**DATA SHOWN:**
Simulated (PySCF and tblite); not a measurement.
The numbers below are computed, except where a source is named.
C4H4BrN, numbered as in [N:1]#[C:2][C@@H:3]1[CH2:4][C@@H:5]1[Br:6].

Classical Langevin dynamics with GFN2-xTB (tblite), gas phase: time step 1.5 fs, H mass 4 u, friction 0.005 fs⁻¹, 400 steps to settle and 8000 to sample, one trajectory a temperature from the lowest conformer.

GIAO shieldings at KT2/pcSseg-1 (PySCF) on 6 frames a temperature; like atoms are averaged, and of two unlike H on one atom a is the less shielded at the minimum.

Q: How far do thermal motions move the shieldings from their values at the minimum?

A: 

**BRIEF:** The listing is to be retyped in full, exactly as shown.

**EXERCISE OUTPUT:**
Simulated (PySCF and tblite); not a measurement.
The numbers below are computed, except where a source is named.
C4H4BrN, numbered as in [N:1]#[C:2][C@@H:3]1[CH2:4][C@@H:5]1[Br:6].

Classical Langevin dynamics with GFN2-xTB (tblite), gas phase: time step 1.5 fs, H mass 4 u, friction 0.005 fs⁻¹, 400 steps to settle and 8000 to sample, one trajectory a temperature from the lowest conformer.

GIAO shieldings at KT2/pcSseg-1 (PySCF) on 6 frames a temperature; like atoms are averaged, and of two unlike H on one atom a is the less shielded at the minimum.

Q: How far do thermal motions move the shieldings from their values at the minimum?

A: 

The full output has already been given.